*** Begin section ***

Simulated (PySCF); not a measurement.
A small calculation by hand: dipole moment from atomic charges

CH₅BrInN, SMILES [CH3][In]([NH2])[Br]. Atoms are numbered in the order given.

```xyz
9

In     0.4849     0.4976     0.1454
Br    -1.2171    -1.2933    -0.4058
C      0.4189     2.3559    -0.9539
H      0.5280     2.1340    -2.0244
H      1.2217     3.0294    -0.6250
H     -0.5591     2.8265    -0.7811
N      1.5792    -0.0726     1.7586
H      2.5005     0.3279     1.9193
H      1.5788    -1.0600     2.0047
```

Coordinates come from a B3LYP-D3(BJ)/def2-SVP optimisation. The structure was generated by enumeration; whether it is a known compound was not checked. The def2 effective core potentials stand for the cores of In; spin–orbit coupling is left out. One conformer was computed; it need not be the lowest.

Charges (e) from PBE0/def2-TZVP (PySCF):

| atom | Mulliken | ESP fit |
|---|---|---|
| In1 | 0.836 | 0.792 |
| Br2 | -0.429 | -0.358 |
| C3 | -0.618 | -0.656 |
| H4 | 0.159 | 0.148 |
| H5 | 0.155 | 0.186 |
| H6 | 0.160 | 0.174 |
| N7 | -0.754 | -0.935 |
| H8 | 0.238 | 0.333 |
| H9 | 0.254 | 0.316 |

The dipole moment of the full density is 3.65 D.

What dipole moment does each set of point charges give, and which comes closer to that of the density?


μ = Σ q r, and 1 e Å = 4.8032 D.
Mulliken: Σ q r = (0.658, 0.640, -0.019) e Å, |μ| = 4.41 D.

*** End section ***

• Activity
Retype all of the lines shown above, keeping each one exact.

• Answer section
Simulated (PySCF); not a measurement.
A small calculation by hand: dipole moment from atomic charges

CH₅BrInN, SMILES [CH3][In]([NH2])[Br]. Atoms are numbered in the order given.

```xyz
9

In     0.4849     0.4976     0.1454
Br    -1.2171    -1.2933    -0.4058
C      0.4189     2.3559    -0.9539
H      0.5280     2.1340    -2.0244
H      1.2217     3.0294    -0.6250
H     -0.5591     2.8265    -0.7811
N      1.5792    -0.0726     1.7586
H      2.5005     0.3279     1.9193
H      1.5788    -1.0600     2.0047
```

Coordinates come from a B3LYP-D3(BJ)/def2-SVP optimisation. The structure was generated by enumeration; whether it is a known compound was not checked. The def2 effective core potentials stand for the cores of In; spin–orbit coupling is left out. One conformer was computed; it need not be the lowest.

Charges (e) from PBE0/def2-TZVP (PySCF):

| atom | Mulliken | ESP fit |
|---|---|---|
| In1 | 0.836 | 0.792 |
| Br2 | -0.429 | -0.358 |
| C3 | -0.618 | -0.656 |
| H4 | 0.159 | 0.148 |
| H5 | 0.155 | 0.186 |
| H6 | 0.160 | 0.174 |
| N7 | -0.754 | -0.935 |
| H8 | 0.238 | 0.333 |
| H9 | 0.254 | 0.316 |

The dipole moment of the full density is 3.65 D.

What dipole moment does each set of point charges give, and which comes closer to that of the density?


μ = Σ q r, and 1 e Å = 4.8032 D.
Mulliken: Σ q r = (0.658, 0.640, -0.019) e Å, |μ| = 4.41 D.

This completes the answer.